| BRIEF |
Two lines in the listing below mark the span: one contains "Level of this" and one contains "Numbers of over". Reproduce both of them and everything between, exactly.

[DATA RECORDS]

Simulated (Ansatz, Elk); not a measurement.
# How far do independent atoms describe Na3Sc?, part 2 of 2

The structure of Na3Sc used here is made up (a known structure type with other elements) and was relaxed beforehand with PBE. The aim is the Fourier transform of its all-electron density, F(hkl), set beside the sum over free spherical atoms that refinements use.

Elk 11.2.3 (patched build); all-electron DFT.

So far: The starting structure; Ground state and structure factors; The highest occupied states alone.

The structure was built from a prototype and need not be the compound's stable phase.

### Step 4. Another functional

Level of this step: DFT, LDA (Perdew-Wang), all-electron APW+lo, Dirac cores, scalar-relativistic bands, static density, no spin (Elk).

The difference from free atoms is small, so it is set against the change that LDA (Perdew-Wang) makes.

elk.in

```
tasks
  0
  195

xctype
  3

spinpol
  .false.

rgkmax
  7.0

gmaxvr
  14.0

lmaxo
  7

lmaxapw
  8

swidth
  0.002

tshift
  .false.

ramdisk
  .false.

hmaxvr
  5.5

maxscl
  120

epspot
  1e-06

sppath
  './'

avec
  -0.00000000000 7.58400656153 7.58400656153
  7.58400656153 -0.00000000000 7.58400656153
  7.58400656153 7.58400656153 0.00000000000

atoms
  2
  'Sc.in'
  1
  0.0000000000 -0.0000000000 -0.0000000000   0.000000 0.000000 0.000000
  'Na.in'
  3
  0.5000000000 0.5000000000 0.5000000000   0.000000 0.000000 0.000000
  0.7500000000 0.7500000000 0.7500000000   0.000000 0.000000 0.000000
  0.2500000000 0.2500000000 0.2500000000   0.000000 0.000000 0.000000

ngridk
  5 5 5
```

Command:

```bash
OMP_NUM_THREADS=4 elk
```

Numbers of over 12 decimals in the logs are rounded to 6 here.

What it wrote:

[/DATA RECORDS]

| RESULT |
Level of this step: DFT, LDA (Perdew-Wang), all-electron APW+lo, Dirac cores, scalar-relativistic bands, static density, no spin (Elk).

The difference from free atoms is small, so it is set against the change that LDA (Perdew-Wang) makes.

elk.in

```
tasks
  0
  195

xctype
  3

spinpol
  .false.

rgkmax
  7.0

gmaxvr
  14.0

lmaxo
  7

lmaxapw
  8

swidth
  0.002

tshift
  .false.

ramdisk
  .false.

hmaxvr
  5.5

maxscl
  120

epspot
  1e-06

sppath
  './'

avec
  -0.00000000000 7.58400656153 7.58400656153
  7.58400656153 -0.00000000000 7.58400656153
  7.58400656153 7.58400656153 0.00000000000

atoms
  2
  'Sc.in'
  1
  0.0000000000 -0.0000000000 -0.0000000000   0.000000 0.000000 0.000000
  'Na.in'
  3
  0.5000000000 0.5000000000 0.5000000000   0.000000 0.000000 0.000000
  0.7500000000 0.7500000000 0.7500000000   0.000000 0.000000 0.000000
  0.2500000000 0.2500000000 0.2500000000   0.000000 0.000000 0.000000

ngridk
  5 5 5
```

Command:

```bash
OMP_NUM_THREADS=4 elk
```

Numbers of over 12 decimals in the logs are rounded to 6 here.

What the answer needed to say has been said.